Information shown:
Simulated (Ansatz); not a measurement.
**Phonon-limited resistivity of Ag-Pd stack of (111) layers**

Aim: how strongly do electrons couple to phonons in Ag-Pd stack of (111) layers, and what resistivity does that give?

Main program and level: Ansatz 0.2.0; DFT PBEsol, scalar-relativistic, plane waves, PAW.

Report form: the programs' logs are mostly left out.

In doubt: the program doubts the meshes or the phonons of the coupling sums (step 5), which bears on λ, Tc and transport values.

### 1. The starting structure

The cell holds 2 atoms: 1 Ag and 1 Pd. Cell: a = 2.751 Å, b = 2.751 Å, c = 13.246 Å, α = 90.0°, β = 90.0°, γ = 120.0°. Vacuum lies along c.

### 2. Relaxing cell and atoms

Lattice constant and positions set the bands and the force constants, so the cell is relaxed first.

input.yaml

Required action:
From the records above, repeat exactly the lines from the one with "Main program and" through the one with "### 1. The starting structure", both included.

Response box:
Main program and level: Ansatz 0.2.0; DFT PBEsol, scalar-relativistic, plane waves, PAW.

Report form: the programs' logs are mostly left out.

In doubt: the program doubts the meshes or the phonons of the coupling sums (step 5), which bears on λ, Tc and transport values.

### 1. The starting structure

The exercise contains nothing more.